━━━ Supplied information ━━━

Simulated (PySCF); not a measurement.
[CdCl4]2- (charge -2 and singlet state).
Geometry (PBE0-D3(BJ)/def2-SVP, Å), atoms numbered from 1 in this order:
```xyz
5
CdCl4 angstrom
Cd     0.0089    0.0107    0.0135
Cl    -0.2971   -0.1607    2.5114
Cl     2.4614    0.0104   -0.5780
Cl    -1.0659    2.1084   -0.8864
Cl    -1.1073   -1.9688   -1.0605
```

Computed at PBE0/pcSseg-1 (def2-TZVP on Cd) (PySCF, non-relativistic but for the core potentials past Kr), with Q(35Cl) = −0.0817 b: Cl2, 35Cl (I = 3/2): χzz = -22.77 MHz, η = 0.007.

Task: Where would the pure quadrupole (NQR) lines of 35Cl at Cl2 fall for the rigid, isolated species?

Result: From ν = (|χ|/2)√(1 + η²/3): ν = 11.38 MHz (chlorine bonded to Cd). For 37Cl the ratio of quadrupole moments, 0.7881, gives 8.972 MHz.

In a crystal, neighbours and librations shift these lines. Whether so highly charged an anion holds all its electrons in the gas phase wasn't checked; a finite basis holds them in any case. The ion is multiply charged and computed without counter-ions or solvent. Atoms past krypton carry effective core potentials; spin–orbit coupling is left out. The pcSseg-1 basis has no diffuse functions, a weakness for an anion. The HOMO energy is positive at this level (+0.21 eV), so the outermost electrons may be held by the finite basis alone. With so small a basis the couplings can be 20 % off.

━━━

- Action item
Print out the complete data above, character for character.

- Expected answer
Simulated (PySCF); not a measurement.
[CdCl4]2- (charge -2 and singlet state).
Geometry (PBE0-D3(BJ)/def2-SVP, Å), atoms numbered from 1 in this order:
```xyz
5
CdCl4 angstrom
Cd     0.0089    0.0107    0.0135
Cl    -0.2971   -0.1607    2.5114
Cl     2.4614    0.0104   -0.5780
Cl    -1.0659    2.1084   -0.8864
Cl    -1.1073   -1.9688   -1.0605
```

Computed at PBE0/pcSseg-1 (def2-TZVP on Cd) (PySCF, non-relativistic but for the core potentials past Kr), with Q(35Cl) = −0.0817 b: Cl2, 35Cl (I = 3/2): χzz = -22.77 MHz, η = 0.007.

Task: Where would the pure quadrupole (NQR) lines of 35Cl at Cl2 fall for the rigid, isolated species?

Result: From ν = (|χ|/2)√(1 + η²/3): ν = 11.38 MHz (chlorine bonded to Cd). For 37Cl the ratio of quadrupole moments, 0.7881, gives 8.972 MHz.

In a crystal, neighbours and librations shift these lines. Whether so highly charged an anion holds all its electrons in the gas phase wasn't checked; a finite basis holds them in any case. The ion is multiply charged and computed without counter-ions or solvent. Atoms past krypton carry effective core potentials; spin–orbit coupling is left out. The pcSseg-1 basis has no diffuse functions, a weakness for an anion. The HOMO energy is positive at this level (+0.21 eV), so the outermost electrons may be held by the finite basis alone. With so small a basis the couplings can be 20 % off.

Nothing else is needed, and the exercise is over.